## Material provided
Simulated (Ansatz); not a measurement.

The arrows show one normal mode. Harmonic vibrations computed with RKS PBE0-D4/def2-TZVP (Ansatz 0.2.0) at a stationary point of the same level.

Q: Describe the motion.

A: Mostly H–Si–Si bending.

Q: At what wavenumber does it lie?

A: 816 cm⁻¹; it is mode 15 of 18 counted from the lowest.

## Work task
Your answer should be exactly the lines of the data above, from the first through the line containing "Q: At what wavenumber does it lie?".

## Written answer
Simulated (Ansatz); not a measurement.

The arrows show one normal mode. Harmonic vibrations computed with RKS PBE0-D4/def2-TZVP (Ansatz 0.2.0) at a stationary point of the same level.

Q: Describe the motion.

A: Mostly H–Si–Si bending.

Q: At what wavenumber does it lie?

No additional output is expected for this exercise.